__Work request__. Please set down each line of the data again, unchanged.

__Data for review__.
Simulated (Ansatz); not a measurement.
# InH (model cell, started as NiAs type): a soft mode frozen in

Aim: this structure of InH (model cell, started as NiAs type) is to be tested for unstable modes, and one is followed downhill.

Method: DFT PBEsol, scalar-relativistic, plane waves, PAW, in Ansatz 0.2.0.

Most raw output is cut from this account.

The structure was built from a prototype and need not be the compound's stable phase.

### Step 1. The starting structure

__Worked solution__.
Simulated (Ansatz); not a measurement.
# InH (model cell, started as NiAs type): a soft mode frozen in

Aim: this structure of InH (model cell, started as NiAs type) is to be tested for unstable modes, and one is followed downhill.

Method: DFT PBEsol, scalar-relativistic, plane waves, PAW, in Ansatz 0.2.0.

Most raw output is cut from this account.

The structure was built from a prototype and need not be the compound's stable phase.

### Step 1. The starting structure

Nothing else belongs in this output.